> [Work request] Between the line containing "Aim: this structure" and the line containing "## 1. The starting structure" lies a run of lines; give that run again exactly, with both of those lines, and nothing else from the entries below.

> [Data shown]
****************
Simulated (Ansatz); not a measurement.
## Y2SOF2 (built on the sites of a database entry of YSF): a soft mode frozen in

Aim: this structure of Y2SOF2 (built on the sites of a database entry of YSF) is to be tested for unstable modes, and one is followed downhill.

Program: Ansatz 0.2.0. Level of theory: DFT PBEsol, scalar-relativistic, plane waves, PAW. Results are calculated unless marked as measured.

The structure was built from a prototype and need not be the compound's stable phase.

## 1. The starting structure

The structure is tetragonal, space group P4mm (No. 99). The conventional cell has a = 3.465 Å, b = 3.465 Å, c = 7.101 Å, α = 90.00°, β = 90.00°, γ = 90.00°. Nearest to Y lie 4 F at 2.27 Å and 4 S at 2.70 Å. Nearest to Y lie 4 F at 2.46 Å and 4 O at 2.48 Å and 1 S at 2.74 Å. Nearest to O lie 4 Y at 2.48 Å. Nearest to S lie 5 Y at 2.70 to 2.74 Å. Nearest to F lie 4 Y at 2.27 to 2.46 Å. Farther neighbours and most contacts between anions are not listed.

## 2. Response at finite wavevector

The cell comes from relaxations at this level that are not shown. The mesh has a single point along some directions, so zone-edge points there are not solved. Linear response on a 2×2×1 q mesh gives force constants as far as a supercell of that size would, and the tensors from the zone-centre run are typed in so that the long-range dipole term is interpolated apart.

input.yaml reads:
****************

> [Problem solution]
Aim: this structure of Y2SOF2 (built on the sites of a database entry of YSF) is to be tested for unstable modes, and one is followed downhill.

Program: Ansatz 0.2.0. Level of theory: DFT PBEsol, scalar-relativistic, plane waves, PAW. Results are calculated unless marked as measured.

The structure was built from a prototype and need not be the compound's stable phase.

## 1. The starting structure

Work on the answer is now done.